> [Required action]
Your output should be every line below, copied exactly.

> [Data extracts]
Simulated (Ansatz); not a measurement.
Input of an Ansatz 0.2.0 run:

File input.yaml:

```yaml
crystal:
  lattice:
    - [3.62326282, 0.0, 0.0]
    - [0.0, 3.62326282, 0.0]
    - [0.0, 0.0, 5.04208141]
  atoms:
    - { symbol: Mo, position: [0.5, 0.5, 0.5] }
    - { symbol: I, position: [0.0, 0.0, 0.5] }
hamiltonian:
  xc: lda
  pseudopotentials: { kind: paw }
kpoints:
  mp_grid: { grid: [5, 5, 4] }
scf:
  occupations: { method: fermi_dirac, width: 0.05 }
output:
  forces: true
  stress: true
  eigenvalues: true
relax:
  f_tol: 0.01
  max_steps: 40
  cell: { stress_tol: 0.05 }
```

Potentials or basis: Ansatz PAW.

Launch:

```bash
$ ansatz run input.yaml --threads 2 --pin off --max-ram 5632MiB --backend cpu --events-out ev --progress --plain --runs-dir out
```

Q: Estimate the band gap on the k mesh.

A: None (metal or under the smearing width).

> [Written answer]
Simulated (Ansatz); not a measurement.
Input of an Ansatz 0.2.0 run:

File input.yaml:

```yaml
crystal:
  lattice:
    - [3.62326282, 0.0, 0.0]
    - [0.0, 3.62326282, 0.0]
    - [0.0, 0.0, 5.04208141]
  atoms:
    - { symbol: Mo, position: [0.5, 0.5, 0.5] }
    - { symbol: I, position: [0.0, 0.0, 0.5] }
hamiltonian:
  xc: lda
  pseudopotentials: { kind: paw }
kpoints:
  mp_grid: { grid: [5, 5, 4] }
scf:
  occupations: { method: fermi_dirac, width: 0.05 }
output:
  forces: true
  stress: true
  eigenvalues: true
relax:
  f_tol: 0.01
  max_steps: 40
  cell: { stress_tol: 0.05 }
```

Potentials or basis: Ansatz PAW.

Launch:

```bash
$ ansatz run input.yaml --threads 2 --pin off --max-ram 5632MiB --backend cpu --events-out ev --progress --plain --runs-dir out
```

Q: Estimate the band gap on the k mesh.

A: None (metal or under the smearing width).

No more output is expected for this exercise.